- - - - -

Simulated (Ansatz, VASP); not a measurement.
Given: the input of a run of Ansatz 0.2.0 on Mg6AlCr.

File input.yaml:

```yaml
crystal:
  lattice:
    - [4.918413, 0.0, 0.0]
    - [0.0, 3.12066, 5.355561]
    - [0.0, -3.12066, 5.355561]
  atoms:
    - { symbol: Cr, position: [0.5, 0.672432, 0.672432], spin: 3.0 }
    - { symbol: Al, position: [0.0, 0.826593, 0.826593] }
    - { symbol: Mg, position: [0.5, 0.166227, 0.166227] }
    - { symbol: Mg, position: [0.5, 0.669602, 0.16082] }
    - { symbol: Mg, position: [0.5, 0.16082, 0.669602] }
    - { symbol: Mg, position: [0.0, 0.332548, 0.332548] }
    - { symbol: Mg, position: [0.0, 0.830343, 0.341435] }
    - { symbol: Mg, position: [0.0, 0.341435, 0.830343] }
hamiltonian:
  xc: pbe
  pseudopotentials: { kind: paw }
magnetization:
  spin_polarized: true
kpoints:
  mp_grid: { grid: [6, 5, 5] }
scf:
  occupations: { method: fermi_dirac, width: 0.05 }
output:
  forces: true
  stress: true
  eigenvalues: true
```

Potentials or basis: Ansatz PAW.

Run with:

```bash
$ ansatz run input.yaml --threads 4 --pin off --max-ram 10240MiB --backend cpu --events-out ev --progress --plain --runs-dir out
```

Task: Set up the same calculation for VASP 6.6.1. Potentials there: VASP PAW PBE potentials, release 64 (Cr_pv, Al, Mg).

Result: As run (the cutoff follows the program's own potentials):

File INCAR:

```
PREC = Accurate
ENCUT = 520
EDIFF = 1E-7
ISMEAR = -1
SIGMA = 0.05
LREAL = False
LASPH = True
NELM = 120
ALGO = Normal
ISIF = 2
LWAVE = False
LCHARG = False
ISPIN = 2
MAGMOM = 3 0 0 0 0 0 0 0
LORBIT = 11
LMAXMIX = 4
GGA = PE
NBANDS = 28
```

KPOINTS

- - - - -

• Brief: Quote in full each line from the top of the records above through the line with "Potentials or basis: Ansatz PAW."; stop after that line.

• Result:
Simulated (Ansatz, VASP); not a measurement.
Given: the input of a run of Ansatz 0.2.0 on Mg6AlCr.

File input.yaml:

```yaml
crystal:
  lattice:
    - [4.918413, 0.0, 0.0]
    - [0.0, 3.12066, 5.355561]
    - [0.0, -3.12066, 5.355561]
  atoms:
    - { symbol: Cr, position: [0.5, 0.672432, 0.672432], spin: 3.0 }
    - { symbol: Al, position: [0.0, 0.826593, 0.826593] }
    - { symbol: Mg, position: [0.5, 0.166227, 0.166227] }
    - { symbol: Mg, position: [0.5, 0.669602, 0.16082] }
    - { symbol: Mg, position: [0.5, 0.16082, 0.669602] }
    - { symbol: Mg, position: [0.0, 0.332548, 0.332548] }
    - { symbol: Mg, position: [0.0, 0.830343, 0.341435] }
    - { symbol: Mg, position: [0.0, 0.341435, 0.830343] }
hamiltonian:
  xc: pbe
  pseudopotentials: { kind: paw }
magnetization:
  spin_polarized: true
kpoints:
  mp_grid: { grid: [6, 5, 5] }
scf:
  occupations: { method: fermi_dirac, width: 0.05 }
output:
  forces: true
  stress: true
  eigenvalues: true
```

Potentials or basis: Ansatz PAW.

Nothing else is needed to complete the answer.